(Beginning of MATERIAL SHOWN)

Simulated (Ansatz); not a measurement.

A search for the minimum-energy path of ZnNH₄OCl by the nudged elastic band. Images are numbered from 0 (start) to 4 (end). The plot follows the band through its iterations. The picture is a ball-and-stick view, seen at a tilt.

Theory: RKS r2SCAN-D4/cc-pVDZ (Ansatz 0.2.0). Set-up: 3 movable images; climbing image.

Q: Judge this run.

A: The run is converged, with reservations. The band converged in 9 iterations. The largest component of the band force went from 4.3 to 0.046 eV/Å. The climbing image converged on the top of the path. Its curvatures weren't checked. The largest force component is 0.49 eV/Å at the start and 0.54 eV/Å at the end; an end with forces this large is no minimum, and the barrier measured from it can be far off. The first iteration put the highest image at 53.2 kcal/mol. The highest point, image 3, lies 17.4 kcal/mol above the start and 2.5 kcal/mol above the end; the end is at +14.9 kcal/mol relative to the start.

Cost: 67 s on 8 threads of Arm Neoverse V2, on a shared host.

(End of MATERIAL SHOWN)

## ASSIGNMENT
All lines in the listing above between the line with "A search for" and the line with "Q: Judge this run.", inclusive, should be set down exactly, and no line outside that range.

## ANSWER SECTION
A search for the minimum-energy path of ZnNH₄OCl by the nudged elastic band. Images are numbered from 0 (start) to 4 (end). The plot follows the band through its iterations. The picture is a ball-and-stick view, seen at a tilt.

Theory: RKS r2SCAN-D4/cc-pVDZ (Ansatz 0.2.0). Set-up: 3 movable images; climbing image.

Q: Judge this run.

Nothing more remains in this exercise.